**Provided information**
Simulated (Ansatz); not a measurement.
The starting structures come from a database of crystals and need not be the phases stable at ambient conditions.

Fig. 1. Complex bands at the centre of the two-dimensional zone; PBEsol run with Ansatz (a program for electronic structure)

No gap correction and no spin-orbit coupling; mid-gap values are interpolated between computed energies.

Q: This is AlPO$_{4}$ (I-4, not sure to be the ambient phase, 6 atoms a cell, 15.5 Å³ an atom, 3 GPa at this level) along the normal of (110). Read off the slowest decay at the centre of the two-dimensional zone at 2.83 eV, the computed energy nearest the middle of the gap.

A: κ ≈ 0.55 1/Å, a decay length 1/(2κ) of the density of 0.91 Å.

**Exercise**
Take the listing from its first line to the line containing "No gap correction". Reproduce those lines exactly and nothing else.

**Solution**
Simulated (Ansatz); not a measurement.
The starting structures come from a database of crystals and need not be the phases stable at ambient conditions.

Fig. 1. Complex bands at the centre of the two-dimensional zone; PBEsol run with Ansatz (a program for electronic structure)

No gap correction and no spin-orbit coupling; mid-gap values are interpolated between computed energies.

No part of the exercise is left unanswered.